Content starts
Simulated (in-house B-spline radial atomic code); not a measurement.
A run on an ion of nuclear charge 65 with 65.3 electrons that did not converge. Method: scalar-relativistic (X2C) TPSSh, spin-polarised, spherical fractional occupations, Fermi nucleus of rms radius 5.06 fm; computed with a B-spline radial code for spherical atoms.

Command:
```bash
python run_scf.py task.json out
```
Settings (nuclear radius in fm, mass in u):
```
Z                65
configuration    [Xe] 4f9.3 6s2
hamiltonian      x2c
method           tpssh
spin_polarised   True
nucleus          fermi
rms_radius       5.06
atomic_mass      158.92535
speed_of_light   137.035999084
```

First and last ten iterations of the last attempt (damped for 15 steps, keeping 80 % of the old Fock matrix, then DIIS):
Content ends

▶ Activity
Reproduce the entries above exactly, starting at their first line and finishing with the line that contains "Settings (nuclear radius".

▶ Written solution
Simulated (in-house B-spline radial atomic code); not a measurement.
A run on an ion of nuclear charge 65 with 65.3 electrons that did not converge. Method: scalar-relativistic (X2C) TPSSh, spin-polarised, spherical fractional occupations, Fermi nucleus of rms radius 5.06 fm; computed with a B-spline radial code for spherical atoms.

Command:
```bash
python run_scf.py task.json out
```
Settings (nuclear radius in fm, mass in u):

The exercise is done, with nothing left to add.